## WORK INSTRUCTION
Could you reproduce, word for word, everything below from the line containing "System: AgIn5Se8, tetragonal" down to the line containing "On the selection", with both of those lines included and no others?

## DATASET EXTRACT
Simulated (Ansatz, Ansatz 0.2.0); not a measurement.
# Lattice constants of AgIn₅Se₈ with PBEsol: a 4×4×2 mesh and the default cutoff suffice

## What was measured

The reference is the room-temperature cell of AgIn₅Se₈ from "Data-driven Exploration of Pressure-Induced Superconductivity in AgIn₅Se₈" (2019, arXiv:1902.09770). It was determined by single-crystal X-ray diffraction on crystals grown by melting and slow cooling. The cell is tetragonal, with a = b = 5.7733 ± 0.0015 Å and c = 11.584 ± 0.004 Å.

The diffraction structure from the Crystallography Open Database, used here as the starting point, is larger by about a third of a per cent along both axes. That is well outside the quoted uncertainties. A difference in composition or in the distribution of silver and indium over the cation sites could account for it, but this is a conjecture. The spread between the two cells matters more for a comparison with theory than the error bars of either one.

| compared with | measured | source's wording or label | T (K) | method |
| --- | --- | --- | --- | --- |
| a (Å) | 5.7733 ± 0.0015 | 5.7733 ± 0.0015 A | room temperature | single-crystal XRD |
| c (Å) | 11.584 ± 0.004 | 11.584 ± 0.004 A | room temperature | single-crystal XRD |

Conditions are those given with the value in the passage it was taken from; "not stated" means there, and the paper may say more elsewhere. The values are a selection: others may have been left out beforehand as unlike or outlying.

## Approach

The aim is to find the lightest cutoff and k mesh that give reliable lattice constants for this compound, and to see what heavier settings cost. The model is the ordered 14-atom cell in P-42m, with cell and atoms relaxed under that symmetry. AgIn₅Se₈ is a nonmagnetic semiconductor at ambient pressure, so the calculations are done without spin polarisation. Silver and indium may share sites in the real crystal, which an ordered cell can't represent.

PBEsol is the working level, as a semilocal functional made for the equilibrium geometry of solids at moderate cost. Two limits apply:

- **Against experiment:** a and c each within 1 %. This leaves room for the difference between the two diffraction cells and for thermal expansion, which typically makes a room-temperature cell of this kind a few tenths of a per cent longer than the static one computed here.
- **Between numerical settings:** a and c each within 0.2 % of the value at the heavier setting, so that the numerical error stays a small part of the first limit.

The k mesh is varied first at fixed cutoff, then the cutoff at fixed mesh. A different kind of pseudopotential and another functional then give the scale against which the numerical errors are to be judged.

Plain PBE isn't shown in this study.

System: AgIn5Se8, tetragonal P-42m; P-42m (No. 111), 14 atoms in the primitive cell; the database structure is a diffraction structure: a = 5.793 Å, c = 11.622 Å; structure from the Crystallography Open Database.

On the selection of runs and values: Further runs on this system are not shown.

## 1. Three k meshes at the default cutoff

## TASK SOLUTION
System: AgIn5Se8, tetragonal P-42m; P-42m (No. 111), 14 atoms in the primitive cell; the database structure is a diffraction structure: a = 5.793 Å, c = 11.622 Å; structure from the Crystallography Open Database.

On the selection of runs and values: Further runs on this system are not shown.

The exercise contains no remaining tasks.